- [RAW DATA]
Segment Open
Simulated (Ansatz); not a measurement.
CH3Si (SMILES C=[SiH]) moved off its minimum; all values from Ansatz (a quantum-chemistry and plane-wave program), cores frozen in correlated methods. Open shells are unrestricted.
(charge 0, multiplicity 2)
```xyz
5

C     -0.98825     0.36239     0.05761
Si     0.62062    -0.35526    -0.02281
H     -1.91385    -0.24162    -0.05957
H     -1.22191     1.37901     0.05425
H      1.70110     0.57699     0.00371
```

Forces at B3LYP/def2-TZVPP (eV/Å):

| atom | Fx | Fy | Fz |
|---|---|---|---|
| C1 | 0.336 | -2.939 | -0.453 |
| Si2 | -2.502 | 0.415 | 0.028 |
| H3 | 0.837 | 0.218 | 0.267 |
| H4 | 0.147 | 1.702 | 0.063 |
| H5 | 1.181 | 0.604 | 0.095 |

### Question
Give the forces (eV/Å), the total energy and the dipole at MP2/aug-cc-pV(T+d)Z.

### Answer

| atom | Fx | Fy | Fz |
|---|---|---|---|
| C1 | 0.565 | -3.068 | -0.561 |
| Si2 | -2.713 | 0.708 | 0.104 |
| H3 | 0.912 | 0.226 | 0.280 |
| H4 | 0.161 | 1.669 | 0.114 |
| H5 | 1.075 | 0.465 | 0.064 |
Segment Closed

- [BRIEF] In your answer, repeat each line of the material word for word.

- [RESPONSE BOX]
Simulated (Ansatz); not a measurement.
CH3Si (SMILES C=[SiH]) moved off its minimum; all values from Ansatz (a quantum-chemistry and plane-wave program), cores frozen in correlated methods. Open shells are unrestricted.
(charge 0, multiplicity 2)
```xyz
5

C     -0.98825     0.36239     0.05761
Si     0.62062    -0.35526    -0.02281
H     -1.91385    -0.24162    -0.05957
H     -1.22191     1.37901     0.05425
H      1.70110     0.57699     0.00371
```

Forces at B3LYP/def2-TZVPP (eV/Å):

| atom | Fx | Fy | Fz |
|---|---|---|---|
| C1 | 0.336 | -2.939 | -0.453 |
| Si2 | -2.502 | 0.415 | 0.028 |
| H3 | 0.837 | 0.218 | 0.267 |
| H4 | 0.147 | 1.702 | 0.063 |
| H5 | 1.181 | 0.604 | 0.095 |

### Question
Give the forces (eV/Å), the total energy and the dipole at MP2/aug-cc-pV(T+d)Z.

### Answer

| atom | Fx | Fy | Fz |
|---|---|---|---|
| C1 | 0.565 | -3.068 | -0.561 |
| Si2 | -2.713 | 0.708 | 0.104 |
| H3 | 0.912 | 0.226 | 0.280 |
| H4 | 0.161 | 1.669 | 0.114 |
| H5 | 1.075 | 0.465 | 0.064 |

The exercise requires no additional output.